▸ Required action: Give again the entries below exactly, beginning at the first line and ending at the line with "Base state: FeCl₂".

Provided material: Begin

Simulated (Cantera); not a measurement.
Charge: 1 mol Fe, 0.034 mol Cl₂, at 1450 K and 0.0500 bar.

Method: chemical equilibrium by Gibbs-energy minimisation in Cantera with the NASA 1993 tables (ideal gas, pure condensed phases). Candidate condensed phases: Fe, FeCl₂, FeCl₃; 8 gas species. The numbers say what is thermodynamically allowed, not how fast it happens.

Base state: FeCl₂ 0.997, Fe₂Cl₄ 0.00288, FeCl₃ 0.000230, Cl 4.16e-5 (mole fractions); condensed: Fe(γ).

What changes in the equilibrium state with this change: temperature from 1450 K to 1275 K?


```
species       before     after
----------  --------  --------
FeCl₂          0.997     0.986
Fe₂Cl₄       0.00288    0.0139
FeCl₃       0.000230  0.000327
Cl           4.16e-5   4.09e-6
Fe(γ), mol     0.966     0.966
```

Provided material: End

▸ Exercise output:
Simulated (Cantera); not a measurement.
Charge: 1 mol Fe, 0.034 mol Cl₂, at 1450 K and 0.0500 bar.

Method: chemical equilibrium by Gibbs-energy minimisation in Cantera with the NASA 1993 tables (ideal gas, pure condensed phases). Candidate condensed phases: Fe, FeCl₂, FeCl₃; 8 gas species. The numbers say what is thermodynamically allowed, not how fast it happens.

Base state: FeCl₂ 0.997, Fe₂Cl₄ 0.00288, FeCl₃ 0.000230, Cl 4.16e-5 (mole fractions); condensed: Fe(γ).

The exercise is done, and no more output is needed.